• **Task item**
Copy, word for word, the lines of the entries below between the one with "- Shifts are" and the one with "- The script", inclusive, and leave out everything else.

━━━━━ Material supplied ━━━━━

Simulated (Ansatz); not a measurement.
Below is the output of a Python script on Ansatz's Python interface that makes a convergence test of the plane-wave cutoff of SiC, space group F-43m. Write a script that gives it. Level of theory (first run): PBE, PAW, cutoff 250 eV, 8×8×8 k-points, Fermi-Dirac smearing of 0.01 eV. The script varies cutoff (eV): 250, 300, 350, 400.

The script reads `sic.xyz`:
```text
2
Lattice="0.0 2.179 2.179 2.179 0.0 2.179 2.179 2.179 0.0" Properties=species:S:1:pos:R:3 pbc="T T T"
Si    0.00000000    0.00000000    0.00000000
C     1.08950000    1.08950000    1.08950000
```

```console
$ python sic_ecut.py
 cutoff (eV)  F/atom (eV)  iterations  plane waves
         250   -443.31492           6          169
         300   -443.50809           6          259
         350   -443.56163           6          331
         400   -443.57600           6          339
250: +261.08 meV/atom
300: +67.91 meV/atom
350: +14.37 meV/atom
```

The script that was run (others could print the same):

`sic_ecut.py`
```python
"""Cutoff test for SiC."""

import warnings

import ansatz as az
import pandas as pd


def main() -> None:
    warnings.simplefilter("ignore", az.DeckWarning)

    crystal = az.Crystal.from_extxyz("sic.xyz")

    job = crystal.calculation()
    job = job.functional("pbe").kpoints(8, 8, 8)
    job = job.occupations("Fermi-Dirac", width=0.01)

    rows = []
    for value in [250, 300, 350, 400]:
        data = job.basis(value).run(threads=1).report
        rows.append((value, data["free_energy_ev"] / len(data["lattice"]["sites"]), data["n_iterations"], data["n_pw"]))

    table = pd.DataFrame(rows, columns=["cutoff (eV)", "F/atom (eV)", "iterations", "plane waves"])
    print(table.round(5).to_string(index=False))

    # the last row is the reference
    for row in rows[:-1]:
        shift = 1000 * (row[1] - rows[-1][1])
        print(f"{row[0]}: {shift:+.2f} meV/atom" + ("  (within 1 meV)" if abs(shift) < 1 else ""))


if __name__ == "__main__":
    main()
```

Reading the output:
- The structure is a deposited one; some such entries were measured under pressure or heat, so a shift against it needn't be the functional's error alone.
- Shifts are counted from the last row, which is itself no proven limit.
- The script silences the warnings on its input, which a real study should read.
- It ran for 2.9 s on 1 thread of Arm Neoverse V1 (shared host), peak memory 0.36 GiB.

━━━━━

• **Task output**
- Shifts are counted from the last row, which is itself no proven limit.
- The script silences the warnings on its input, which a real study should read.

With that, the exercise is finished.